Without changing a character, output all of the records.

-.-.-

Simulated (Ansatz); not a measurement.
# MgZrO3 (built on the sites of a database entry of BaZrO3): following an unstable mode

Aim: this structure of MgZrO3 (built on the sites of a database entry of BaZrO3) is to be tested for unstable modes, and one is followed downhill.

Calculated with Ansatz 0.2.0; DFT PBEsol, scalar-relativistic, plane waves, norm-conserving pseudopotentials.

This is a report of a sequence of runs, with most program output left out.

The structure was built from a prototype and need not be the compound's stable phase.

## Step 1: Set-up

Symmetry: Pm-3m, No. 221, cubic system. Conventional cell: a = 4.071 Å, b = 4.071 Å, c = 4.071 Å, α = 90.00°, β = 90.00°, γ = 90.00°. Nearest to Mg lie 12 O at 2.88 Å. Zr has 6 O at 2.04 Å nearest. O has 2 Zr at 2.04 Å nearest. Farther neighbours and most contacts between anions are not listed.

-.-.-

• _Result_
Simulated (Ansatz); not a measurement.
# MgZrO3 (built on the sites of a database entry of BaZrO3): following an unstable mode

Aim: this structure of MgZrO3 (built on the sites of a database entry of BaZrO3) is to be tested for unstable modes, and one is followed downhill.

Calculated with Ansatz 0.2.0; DFT PBEsol, scalar-relativistic, plane waves, norm-conserving pseudopotentials.

This is a report of a sequence of runs, with most program output left out.

The structure was built from a prototype and need not be the compound's stable phase.

## Step 1: Set-up

Symmetry: Pm-3m, No. 221, cubic system. Conventional cell: a = 4.071 Å, b = 4.071 Å, c = 4.071 Å, α = 90.00°, β = 90.00°, γ = 90.00°. Nearest to Mg lie 12 O at 2.88 Å. Zr has 6 O at 2.04 Å nearest. O has 2 Zr at 2.04 Å nearest. Farther neighbours and most contacts between anions are not listed.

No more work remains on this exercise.